Top of Exercise data

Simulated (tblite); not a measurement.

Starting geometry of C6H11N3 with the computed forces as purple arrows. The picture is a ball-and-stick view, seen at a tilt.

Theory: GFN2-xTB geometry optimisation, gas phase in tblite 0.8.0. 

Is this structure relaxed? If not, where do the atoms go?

Bottom of Exercise data

Brief:
Reproduce each entry from the records above, character for character.

Problem solution:
Simulated (tblite); not a measurement.

Starting geometry of C6H11N3 with the computed forces as purple arrows. The picture is a ball-and-stick view, seen at a tilt.

Theory: GFN2-xTB geometry optimisation, gas phase in tblite 0.8.0. 

Is this structure relaxed? If not, where do the atoms go?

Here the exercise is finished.